Exercise: A word-for-word restatement of the whole listing is the expected answer.

====

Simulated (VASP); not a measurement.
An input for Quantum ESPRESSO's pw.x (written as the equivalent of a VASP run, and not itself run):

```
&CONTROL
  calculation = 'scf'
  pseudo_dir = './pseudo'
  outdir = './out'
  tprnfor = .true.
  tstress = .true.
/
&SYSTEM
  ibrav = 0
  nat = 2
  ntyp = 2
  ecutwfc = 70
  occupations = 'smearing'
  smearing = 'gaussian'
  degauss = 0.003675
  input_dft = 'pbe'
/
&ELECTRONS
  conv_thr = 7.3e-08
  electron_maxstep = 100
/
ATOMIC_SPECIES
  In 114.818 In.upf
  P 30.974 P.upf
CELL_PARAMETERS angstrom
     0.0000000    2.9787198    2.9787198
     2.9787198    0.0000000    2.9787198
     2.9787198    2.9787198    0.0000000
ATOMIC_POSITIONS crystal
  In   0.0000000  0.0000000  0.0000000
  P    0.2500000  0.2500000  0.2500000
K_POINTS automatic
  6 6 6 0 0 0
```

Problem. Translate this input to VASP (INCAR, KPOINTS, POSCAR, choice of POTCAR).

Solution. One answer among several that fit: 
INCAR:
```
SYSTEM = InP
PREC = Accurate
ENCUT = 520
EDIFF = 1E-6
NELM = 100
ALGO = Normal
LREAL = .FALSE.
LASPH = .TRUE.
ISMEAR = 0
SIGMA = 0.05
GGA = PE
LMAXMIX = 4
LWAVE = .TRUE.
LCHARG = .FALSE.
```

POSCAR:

====

Answer area:
Simulated (VASP); not a measurement.
An input for Quantum ESPRESSO's pw.x (written as the equivalent of a VASP run, and not itself run):

```
&CONTROL
  calculation = 'scf'
  pseudo_dir = './pseudo'
  outdir = './out'
  tprnfor = .true.
  tstress = .true.
/
&SYSTEM
  ibrav = 0
  nat = 2
  ntyp = 2
  ecutwfc = 70
  occupations = 'smearing'
  smearing = 'gaussian'
  degauss = 0.003675
  input_dft = 'pbe'
/
&ELECTRONS
  conv_thr = 7.3e-08
  electron_maxstep = 100
/
ATOMIC_SPECIES
  In 114.818 In.upf
  P 30.974 P.upf
CELL_PARAMETERS angstrom
     0.0000000    2.9787198    2.9787198
     2.9787198    0.0000000    2.9787198
     2.9787198    2.9787198    0.0000000
ATOMIC_POSITIONS crystal
  In   0.0000000  0.0000000  0.0000000
  P    0.2500000  0.2500000  0.2500000
K_POINTS automatic
  6 6 6 0 0 0
```

Problem. Translate this input to VASP (INCAR, KPOINTS, POSCAR, choice of POTCAR).

Solution. One answer among several that fit: 
INCAR:
```
SYSTEM = InP
PREC = Accurate
ENCUT = 520
EDIFF = 1E-6
NELM = 100
ALGO = Normal
LREAL = .FALSE.
LASPH = .TRUE.
ISMEAR = 0
SIGMA = 0.05
GGA = PE
LMAXMIX = 4
LWAVE = .TRUE.
LCHARG = .FALSE.
```

POSCAR:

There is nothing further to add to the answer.